ASSIGNED TASK: Could you write out each of the records below exactly?

ENTRIES PROVIDED:
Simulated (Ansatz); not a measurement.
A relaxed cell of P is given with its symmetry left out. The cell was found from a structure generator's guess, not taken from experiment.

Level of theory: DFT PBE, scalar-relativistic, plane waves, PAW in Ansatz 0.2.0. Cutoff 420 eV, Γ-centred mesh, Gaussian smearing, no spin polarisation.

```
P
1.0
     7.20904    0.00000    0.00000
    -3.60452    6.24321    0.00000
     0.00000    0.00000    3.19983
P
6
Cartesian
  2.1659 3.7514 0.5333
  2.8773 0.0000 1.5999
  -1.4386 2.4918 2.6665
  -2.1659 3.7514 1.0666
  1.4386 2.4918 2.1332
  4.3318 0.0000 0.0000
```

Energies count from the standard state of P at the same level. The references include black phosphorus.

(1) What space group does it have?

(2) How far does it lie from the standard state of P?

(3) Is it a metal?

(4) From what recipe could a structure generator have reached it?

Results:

ANSWER BOX:
Simulated (Ansatz); not a measurement.
A relaxed cell of P is given with its symmetry left out. The cell was found from a structure generator's guess, not taken from experiment.

Level of theory: DFT PBE, scalar-relativistic, plane waves, PAW in Ansatz 0.2.0. Cutoff 420 eV, Γ-centred mesh, Gaussian smearing, no spin polarisation.

```
P
1.0
     7.20904    0.00000    0.00000
    -3.60452    6.24321    0.00000
     0.00000    0.00000    3.19983
P
6
Cartesian
  2.1659 3.7514 0.5333
  2.8773 0.0000 1.5999
  -1.4386 2.4918 2.6665
  -2.1659 3.7514 1.0666
  1.4386 2.4918 2.1332
  4.3318 0.0000 0.0000
```

Energies count from the standard state of P at the same level. The references include black phosphorus.

(1) What space group does it have?

(2) How far does it lie from the standard state of P?

(3) Is it a metal?

(4) From what recipe could a structure generator have reached it?

Results:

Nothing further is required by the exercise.